__Task item__
Reproduce, character for character, the entries from their opening line through the line with "point group C3v.".

[Records supplied]

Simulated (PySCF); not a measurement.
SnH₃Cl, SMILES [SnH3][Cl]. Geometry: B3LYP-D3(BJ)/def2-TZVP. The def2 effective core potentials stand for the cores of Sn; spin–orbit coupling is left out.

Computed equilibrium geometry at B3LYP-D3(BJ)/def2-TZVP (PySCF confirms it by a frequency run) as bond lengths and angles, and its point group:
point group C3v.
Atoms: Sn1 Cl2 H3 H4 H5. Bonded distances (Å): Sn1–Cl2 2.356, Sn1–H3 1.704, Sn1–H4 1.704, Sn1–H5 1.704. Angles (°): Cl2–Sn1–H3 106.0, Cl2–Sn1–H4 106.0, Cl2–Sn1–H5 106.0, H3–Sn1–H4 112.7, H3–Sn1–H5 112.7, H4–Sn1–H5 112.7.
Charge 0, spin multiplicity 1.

[/Records supplied]

__Result__
Simulated (PySCF); not a measurement.
SnH₃Cl, SMILES [SnH3][Cl]. Geometry: B3LYP-D3(BJ)/def2-TZVP. The def2 effective core potentials stand for the cores of Sn; spin–orbit coupling is left out.

Computed equilibrium geometry at B3LYP-D3(BJ)/def2-TZVP (PySCF confirms it by a frequency run) as bond lengths and angles, and its point group:
point group C3v.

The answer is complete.